ACTION ITEM
Look below for the line that contains "Charge 0, spin multiplicity 2.", then copy it and each following line exactly, through and including the line that contains "Basis-set convergence of".

SUPPLIED ENTRIES
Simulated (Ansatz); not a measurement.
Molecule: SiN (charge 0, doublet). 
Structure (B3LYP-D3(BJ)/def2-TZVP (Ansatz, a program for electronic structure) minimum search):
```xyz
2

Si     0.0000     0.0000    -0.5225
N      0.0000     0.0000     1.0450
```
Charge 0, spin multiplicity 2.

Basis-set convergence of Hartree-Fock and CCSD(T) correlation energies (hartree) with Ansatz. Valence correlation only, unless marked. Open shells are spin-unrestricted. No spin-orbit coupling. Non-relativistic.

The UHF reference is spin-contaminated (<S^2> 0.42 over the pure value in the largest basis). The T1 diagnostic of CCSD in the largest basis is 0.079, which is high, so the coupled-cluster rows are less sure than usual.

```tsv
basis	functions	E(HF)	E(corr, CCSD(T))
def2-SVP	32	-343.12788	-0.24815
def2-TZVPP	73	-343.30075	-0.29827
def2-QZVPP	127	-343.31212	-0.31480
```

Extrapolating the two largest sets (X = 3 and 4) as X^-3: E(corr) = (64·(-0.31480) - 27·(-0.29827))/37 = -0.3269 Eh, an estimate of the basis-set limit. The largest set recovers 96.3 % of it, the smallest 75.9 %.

WRITTEN ANSWER
Charge 0, spin multiplicity 2.

Basis-set convergence of Hartree-Fock and CCSD(T) correlation energies (hartree) with Ansatz. Valence correlation only, unless marked. Open shells are spin-unrestricted. No spin-orbit coupling. Non-relativistic.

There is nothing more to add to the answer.